REQUIREMENT: Each record should be reproduced exactly.

+ + +

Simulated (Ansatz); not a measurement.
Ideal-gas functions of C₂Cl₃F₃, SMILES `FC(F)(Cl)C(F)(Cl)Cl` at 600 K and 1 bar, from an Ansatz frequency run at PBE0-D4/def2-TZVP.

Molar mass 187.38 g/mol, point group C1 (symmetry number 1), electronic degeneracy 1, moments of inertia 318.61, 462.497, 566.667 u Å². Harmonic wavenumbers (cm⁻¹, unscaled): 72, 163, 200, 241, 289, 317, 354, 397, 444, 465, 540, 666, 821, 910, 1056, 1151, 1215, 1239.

+ + +

WRITTEN SOLUTION:
Simulated (Ansatz); not a measurement.
Ideal-gas functions of C₂Cl₃F₃, SMILES `FC(F)(Cl)C(F)(Cl)Cl` at 600 K and 1 bar, from an Ansatz frequency run at PBE0-D4/def2-TZVP.

Molar mass 187.38 g/mol, point group C1 (symmetry number 1), electronic degeneracy 1, moments of inertia 318.61, 462.497, 566.667 u Å². Harmonic wavenumbers (cm⁻¹, unscaled): 72, 163, 200, 241, 289, 317, 354, 397, 444, 465, 540, 666, 821, 910, 1056, 1151, 1215, 1239.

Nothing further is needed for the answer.